Given records:
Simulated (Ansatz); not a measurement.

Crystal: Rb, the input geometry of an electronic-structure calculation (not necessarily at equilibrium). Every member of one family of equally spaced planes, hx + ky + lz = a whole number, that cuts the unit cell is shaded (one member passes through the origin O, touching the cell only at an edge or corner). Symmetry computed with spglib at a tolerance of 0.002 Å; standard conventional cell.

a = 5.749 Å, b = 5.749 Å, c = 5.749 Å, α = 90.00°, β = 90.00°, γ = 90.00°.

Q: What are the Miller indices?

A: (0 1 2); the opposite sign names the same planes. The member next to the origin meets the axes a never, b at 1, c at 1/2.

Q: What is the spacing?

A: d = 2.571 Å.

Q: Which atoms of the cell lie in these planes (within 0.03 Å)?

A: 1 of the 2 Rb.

Work instruction:
Extract, please, the lines from the start of the entries above through the one with "Q: Which atoms", both included, reproducing each exactly and adding nothing.

Task answer:
Simulated (Ansatz); not a measurement.

Crystal: Rb, the input geometry of an electronic-structure calculation (not necessarily at equilibrium). Every member of one family of equally spaced planes, hx + ky + lz = a whole number, that cuts the unit cell is shaded (one member passes through the origin O, touching the cell only at an edge or corner). Symmetry computed with spglib at a tolerance of 0.002 Å; standard conventional cell.

a = 5.749 Å, b = 5.749 Å, c = 5.749 Å, α = 90.00°, β = 90.00°, γ = 90.00°.

Q: What are the Miller indices?

A: (0 1 2); the opposite sign names the same planes. The member next to the origin meets the axes a never, b at 1, c at 1/2.

Q: What is the spacing?

A: d = 2.571 Å.

Q: Which atoms of the cell lie in these planes (within 0.03 Å)?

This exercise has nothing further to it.